§ ACTIVITY
Only one span of the listing below should come back. It runs from the line with "Alike in both" through the line with "Ansatz 0.2.0 |", and each of its lines must be reproduced exactly.

§ MATERIAL SUPPLIED
——————
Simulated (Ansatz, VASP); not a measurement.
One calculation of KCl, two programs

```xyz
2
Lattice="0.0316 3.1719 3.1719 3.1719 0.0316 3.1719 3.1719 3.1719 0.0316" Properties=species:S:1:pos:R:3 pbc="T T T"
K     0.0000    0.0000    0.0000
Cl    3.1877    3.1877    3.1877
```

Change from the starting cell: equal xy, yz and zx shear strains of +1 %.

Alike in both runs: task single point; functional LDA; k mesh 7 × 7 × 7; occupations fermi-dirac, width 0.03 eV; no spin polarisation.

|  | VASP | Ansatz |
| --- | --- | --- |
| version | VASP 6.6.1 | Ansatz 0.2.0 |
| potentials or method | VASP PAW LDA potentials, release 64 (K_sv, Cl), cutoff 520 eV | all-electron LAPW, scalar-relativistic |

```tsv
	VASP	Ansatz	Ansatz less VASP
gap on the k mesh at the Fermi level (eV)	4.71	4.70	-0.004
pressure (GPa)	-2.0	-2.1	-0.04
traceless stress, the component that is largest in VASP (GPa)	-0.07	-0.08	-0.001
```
——————

§ RESPONSE BOX
Alike in both runs: task single point; functional LDA; k mesh 7 × 7 × 7; occupations fermi-dirac, width 0.03 eV; no spin polarisation.

|  | VASP | Ansatz |
| --- | --- | --- |
| version | VASP 6.6.1 | Ansatz 0.2.0 |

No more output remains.